» Excerpted records
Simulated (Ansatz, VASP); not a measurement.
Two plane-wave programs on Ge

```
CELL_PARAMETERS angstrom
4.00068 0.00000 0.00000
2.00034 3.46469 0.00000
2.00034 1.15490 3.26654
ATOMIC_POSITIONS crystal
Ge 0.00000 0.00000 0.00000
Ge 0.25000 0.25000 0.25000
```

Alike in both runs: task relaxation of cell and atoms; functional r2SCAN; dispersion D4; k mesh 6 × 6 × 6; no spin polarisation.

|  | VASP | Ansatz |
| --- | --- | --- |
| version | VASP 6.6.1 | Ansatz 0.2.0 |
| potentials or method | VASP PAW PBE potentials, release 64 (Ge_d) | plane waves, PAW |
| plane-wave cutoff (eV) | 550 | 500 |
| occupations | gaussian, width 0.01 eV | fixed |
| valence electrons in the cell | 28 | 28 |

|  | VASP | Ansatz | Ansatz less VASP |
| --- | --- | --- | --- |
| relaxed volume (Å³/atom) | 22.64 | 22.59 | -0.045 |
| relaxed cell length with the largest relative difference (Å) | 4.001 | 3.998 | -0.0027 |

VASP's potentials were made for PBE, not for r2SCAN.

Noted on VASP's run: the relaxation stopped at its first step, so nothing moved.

» Work task
Set down verbatim only the lines between the start of the data above and the line with "VASP's potentials were", both boundaries included.

» Worked solution
Simulated (Ansatz, VASP); not a measurement.
Two plane-wave programs on Ge

```
CELL_PARAMETERS angstrom
4.00068 0.00000 0.00000
2.00034 3.46469 0.00000
2.00034 1.15490 3.26654
ATOMIC_POSITIONS crystal
Ge 0.00000 0.00000 0.00000
Ge 0.25000 0.25000 0.25000
```

Alike in both runs: task relaxation of cell and atoms; functional r2SCAN; dispersion D4; k mesh 6 × 6 × 6; no spin polarisation.

|  | VASP | Ansatz |
| --- | --- | --- |
| version | VASP 6.6.1 | Ansatz 0.2.0 |
| potentials or method | VASP PAW PBE potentials, release 64 (Ge_d) | plane waves, PAW |
| plane-wave cutoff (eV) | 550 | 500 |
| occupations | gaussian, width 0.01 eV | fixed |
| valence electrons in the cell | 28 | 28 |

|  | VASP | Ansatz | Ansatz less VASP |
| --- | --- | --- | --- |
| relaxed volume (Å³/atom) | 22.64 | 22.59 | -0.045 |
| relaxed cell length with the largest relative difference (Å) | 4.001 | 3.998 | -0.0027 |

VASP's potentials were made for PBE, not for r2SCAN.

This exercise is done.